*** Opening Entries provided ***

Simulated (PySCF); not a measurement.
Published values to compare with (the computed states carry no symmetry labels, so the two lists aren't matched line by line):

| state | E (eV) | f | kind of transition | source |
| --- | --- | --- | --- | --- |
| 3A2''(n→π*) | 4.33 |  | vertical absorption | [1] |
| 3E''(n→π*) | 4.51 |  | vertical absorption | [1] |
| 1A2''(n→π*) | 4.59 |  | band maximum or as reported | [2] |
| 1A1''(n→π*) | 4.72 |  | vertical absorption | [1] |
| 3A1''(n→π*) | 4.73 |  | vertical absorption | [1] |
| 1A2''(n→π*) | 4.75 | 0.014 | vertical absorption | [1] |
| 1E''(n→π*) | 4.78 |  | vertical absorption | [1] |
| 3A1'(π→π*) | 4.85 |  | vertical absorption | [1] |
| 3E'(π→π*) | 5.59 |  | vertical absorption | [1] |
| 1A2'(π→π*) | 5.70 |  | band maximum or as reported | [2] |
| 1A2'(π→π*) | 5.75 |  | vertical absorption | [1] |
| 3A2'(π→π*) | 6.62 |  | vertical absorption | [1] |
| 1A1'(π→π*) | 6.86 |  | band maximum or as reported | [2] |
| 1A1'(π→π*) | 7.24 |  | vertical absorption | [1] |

*** Closing Entries provided ***

▸ **Work request**
An exact repetition of all the records above is required.

▸ **Exercise result**
Simulated (PySCF); not a measurement.
Published values to compare with (the computed states carry no symmetry labels, so the two lists aren't matched line by line):

| state | E (eV) | f | kind of transition | source |
| --- | --- | --- | --- | --- |
| 3A2''(n→π*) | 4.33 |  | vertical absorption | [1] |
| 3E''(n→π*) | 4.51 |  | vertical absorption | [1] |
| 1A2''(n→π*) | 4.59 |  | band maximum or as reported | [2] |
| 1A1''(n→π*) | 4.72 |  | vertical absorption | [1] |
| 3A1''(n→π*) | 4.73 |  | vertical absorption | [1] |
| 1A2''(n→π*) | 4.75 | 0.014 | vertical absorption | [1] |
| 1E''(n→π*) | 4.78 |  | vertical absorption | [1] |
| 3A1'(π→π*) | 4.85 |  | vertical absorption | [1] |
| 3E'(π→π*) | 5.59 |  | vertical absorption | [1] |
| 1A2'(π→π*) | 5.70 |  | band maximum or as reported | [2] |
| 1A2'(π→π*) | 5.75 |  | vertical absorption | [1] |
| 3A2'(π→π*) | 6.62 |  | vertical absorption | [1] |
| 1A1'(π→π*) | 6.86 |  | band maximum or as reported | [2] |
| 1A1'(π→π*) | 7.24 |  | vertical absorption | [1] |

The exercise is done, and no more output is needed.